SOURCE DATA ▸
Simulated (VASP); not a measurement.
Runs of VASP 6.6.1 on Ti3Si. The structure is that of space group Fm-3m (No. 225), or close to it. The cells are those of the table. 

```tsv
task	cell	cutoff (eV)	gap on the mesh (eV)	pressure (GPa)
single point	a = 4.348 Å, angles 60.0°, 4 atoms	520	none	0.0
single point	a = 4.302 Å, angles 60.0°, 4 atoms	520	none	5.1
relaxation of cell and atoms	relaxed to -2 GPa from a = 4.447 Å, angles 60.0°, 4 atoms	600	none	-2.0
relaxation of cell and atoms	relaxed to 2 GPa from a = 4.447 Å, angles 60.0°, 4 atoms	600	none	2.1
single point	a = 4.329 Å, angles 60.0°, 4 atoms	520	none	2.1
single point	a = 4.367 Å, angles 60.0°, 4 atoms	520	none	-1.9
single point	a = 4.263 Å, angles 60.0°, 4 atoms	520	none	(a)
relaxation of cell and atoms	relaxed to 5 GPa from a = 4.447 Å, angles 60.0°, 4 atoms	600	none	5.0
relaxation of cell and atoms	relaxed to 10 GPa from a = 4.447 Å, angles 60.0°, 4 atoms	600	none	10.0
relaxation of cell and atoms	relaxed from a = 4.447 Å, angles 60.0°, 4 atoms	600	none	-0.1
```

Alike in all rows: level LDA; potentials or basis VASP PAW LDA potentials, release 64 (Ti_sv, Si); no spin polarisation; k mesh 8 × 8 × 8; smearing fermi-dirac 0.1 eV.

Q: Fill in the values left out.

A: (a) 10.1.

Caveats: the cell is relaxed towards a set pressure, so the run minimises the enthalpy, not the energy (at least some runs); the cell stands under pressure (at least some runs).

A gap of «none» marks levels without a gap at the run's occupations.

WORK ITEM ▸ From the entries above, extract only the lines running from the one containing "Alike in all" through the one containing "Caveats: the cell", inclusive.

EXERCISE ANSWER ▸
Alike in all rows: level LDA; potentials or basis VASP PAW LDA potentials, release 64 (Ti_sv, Si); no spin polarisation; k mesh 8 × 8 × 8; smearing fermi-dirac 0.1 eV.

Q: Fill in the values left out.

A: (a) 10.1.

Caveats: the cell is relaxed towards a set pressure, so the run minimises the enthalpy, not the energy (at least some runs); the cell stands under pressure (at least some runs).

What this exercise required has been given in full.